→ Work order
The expected reply is all of the data, returned exactly.

→ Source material
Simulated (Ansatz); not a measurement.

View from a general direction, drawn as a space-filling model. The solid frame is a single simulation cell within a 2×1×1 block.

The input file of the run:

→ Task result
Simulated (Ansatz); not a measurement.

View from a general direction, drawn as a space-filling model. The solid frame is a single simulation cell within a 2×1×1 block.

The input file of the run:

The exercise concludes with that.